..............................

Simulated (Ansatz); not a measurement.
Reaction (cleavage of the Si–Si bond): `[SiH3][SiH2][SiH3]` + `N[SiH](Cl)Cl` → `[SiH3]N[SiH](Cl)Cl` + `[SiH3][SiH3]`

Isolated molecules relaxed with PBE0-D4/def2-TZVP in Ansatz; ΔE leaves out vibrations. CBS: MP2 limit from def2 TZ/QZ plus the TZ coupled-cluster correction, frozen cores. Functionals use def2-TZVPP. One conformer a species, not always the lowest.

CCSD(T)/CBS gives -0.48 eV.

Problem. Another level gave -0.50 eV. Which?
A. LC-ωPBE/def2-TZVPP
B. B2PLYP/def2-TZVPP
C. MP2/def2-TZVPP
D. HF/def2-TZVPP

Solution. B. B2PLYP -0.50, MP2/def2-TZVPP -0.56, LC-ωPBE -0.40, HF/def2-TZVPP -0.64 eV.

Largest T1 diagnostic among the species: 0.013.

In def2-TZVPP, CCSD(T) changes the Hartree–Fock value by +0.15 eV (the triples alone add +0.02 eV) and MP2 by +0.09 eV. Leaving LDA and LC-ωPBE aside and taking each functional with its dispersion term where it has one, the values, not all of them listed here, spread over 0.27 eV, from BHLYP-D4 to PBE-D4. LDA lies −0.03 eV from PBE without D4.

..............................

▶ **Assignment**
Using the entries shown above, reproduce verbatim the lines from the line bearing "CCSD(T)/CBS gives -0.48 eV." to the line bearing "Solution. B. B2PLYP", inclusive.

▶ **Your response**
CCSD(T)/CBS gives -0.48 eV.

Problem. Another level gave -0.50 eV. Which?
A. LC-ωPBE/def2-TZVPP
B. B2PLYP/def2-TZVPP
C. MP2/def2-TZVPP
D. HF/def2-TZVPP

Solution. B. B2PLYP -0.50, MP2/def2-TZVPP -0.56, LC-ωPBE -0.40, HF/def2-TZVPP -0.64 eV.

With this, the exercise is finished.